REQUIRED ACTION:
All that is needed is the listing, given back exactly.

DATA SUPPLIED:
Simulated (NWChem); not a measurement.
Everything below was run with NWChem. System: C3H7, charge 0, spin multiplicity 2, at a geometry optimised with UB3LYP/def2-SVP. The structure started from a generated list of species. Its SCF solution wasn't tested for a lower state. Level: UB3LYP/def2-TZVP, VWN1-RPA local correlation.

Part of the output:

PROBLEM SOLUTION:
Simulated (NWChem); not a measurement.
Everything below was run with NWChem. System: C3H7, charge 0, spin multiplicity 2, at a geometry optimised with UB3LYP/def2-SVP. The structure started from a generated list of species. Its SCF solution wasn't tested for a lower state. Level: UB3LYP/def2-TZVP, VWN1-RPA local correlation.

Part of the output:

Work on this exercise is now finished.